------------------------

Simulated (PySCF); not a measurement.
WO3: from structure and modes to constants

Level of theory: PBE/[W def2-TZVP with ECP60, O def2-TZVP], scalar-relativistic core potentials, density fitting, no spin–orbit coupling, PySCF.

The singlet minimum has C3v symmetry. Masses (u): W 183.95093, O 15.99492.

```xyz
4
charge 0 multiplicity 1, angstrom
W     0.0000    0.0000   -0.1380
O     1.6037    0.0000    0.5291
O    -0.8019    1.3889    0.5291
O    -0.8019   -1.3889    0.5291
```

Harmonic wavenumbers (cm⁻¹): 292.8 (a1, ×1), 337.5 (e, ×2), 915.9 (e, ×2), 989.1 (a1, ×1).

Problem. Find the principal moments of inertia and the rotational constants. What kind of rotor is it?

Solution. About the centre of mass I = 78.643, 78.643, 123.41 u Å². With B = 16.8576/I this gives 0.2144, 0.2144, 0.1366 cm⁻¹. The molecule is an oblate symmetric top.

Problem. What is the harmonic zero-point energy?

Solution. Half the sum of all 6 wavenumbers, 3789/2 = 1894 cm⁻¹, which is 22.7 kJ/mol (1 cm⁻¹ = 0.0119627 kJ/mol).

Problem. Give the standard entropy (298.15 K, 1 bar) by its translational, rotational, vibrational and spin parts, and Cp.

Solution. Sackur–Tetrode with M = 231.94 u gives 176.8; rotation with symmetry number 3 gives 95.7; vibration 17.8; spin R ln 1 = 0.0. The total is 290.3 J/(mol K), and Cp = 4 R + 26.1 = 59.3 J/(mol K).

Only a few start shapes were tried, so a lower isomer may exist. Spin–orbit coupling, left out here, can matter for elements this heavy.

------------------------

-- WORK ITEM --
Within the material above, the line with "WO3: from structure and modes to constants" opens the range and the line with "Solution. Half the" closes it; reproduce that range word for word.

-- REPLY --
WO3: from structure and modes to constants

Level of theory: PBE/[W def2-TZVP with ECP60, O def2-TZVP], scalar-relativistic core potentials, density fitting, no spin–orbit coupling, PySCF.

The singlet minimum has C3v symmetry. Masses (u): W 183.95093, O 15.99492.

```xyz
4
charge 0 multiplicity 1, angstrom
W     0.0000    0.0000   -0.1380
O     1.6037    0.0000    0.5291
O    -0.8019    1.3889    0.5291
O    -0.8019   -1.3889    0.5291
```

Harmonic wavenumbers (cm⁻¹): 292.8 (a1, ×1), 337.5 (e, ×2), 915.9 (e, ×2), 989.1 (a1, ×1).

Problem. Find the principal moments of inertia and the rotational constants. What kind of rotor is it?

Solution. About the centre of mass I = 78.643, 78.643, 123.41 u Å². With B = 16.8576/I this gives 0.2144, 0.2144, 0.1366 cm⁻¹. The molecule is an oblate symmetric top.

Problem. What is the harmonic zero-point energy?

Solution. Half the sum of all 6 wavenumbers, 3789/2 = 1894 cm⁻¹, which is 22.7 kJ/mol (1 cm⁻¹ = 0.0119627 kJ/mol).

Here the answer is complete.